* [EXTRACTED DATA]
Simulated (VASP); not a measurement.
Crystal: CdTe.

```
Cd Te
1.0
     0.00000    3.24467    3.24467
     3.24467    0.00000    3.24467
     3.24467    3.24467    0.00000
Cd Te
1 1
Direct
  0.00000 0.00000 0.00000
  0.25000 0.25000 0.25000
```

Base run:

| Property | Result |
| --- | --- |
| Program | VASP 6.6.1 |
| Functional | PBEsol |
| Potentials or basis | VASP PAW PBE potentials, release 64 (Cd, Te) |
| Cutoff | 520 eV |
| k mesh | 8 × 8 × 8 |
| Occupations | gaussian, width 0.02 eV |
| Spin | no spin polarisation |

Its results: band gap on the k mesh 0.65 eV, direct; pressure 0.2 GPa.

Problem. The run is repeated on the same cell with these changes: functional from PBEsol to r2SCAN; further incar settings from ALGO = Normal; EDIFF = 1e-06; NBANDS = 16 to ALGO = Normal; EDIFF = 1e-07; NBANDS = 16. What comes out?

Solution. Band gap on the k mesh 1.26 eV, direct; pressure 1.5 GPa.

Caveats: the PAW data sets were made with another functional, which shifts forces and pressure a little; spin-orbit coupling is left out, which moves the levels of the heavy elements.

* [TASK ITEM]
Could you write out, exactly as they stand, only the lines above that begin at the line with "Its results: band" and stop after the line with "Solution. Band gap"?

* [YOUR RESPONSE]
Its results: band gap on the k mesh 0.65 eV, direct; pressure 0.2 GPa.

Problem. The run is repeated on the same cell with these changes: functional from PBEsol to r2SCAN; further incar settings from ALGO = Normal; EDIFF = 1e-06; NBANDS = 16 to ALGO = Normal; EDIFF = 1e-07; NBANDS = 16. What comes out?

Solution. Band gap on the k mesh 1.26 eV, direct; pressure 1.5 GPa.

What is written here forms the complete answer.